=====

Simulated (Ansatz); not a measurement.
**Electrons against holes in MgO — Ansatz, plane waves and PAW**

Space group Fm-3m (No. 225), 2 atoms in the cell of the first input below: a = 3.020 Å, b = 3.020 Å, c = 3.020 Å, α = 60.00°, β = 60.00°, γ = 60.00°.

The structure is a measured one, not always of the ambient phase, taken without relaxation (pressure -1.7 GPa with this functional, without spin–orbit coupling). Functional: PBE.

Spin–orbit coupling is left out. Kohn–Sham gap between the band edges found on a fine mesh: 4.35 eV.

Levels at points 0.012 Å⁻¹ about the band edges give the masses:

=====

__Brief__:
Give the whole listing again, character for character.

__Task result__:
Simulated (Ansatz); not a measurement.
**Electrons against holes in MgO — Ansatz, plane waves and PAW**

Space group Fm-3m (No. 225), 2 atoms in the cell of the first input below: a = 3.020 Å, b = 3.020 Å, c = 3.020 Å, α = 60.00°, β = 60.00°, γ = 60.00°.

The structure is a measured one, not always of the ambient phase, taken without relaxation (pressure -1.7 GPa with this functional, without spin–orbit coupling). Functional: PBE.

Spin–orbit coupling is left out. Kohn–Sham gap between the band edges found on a fine mesh: 4.35 eV.

Levels at points 0.012 Å⁻¹ about the band edges give the masses:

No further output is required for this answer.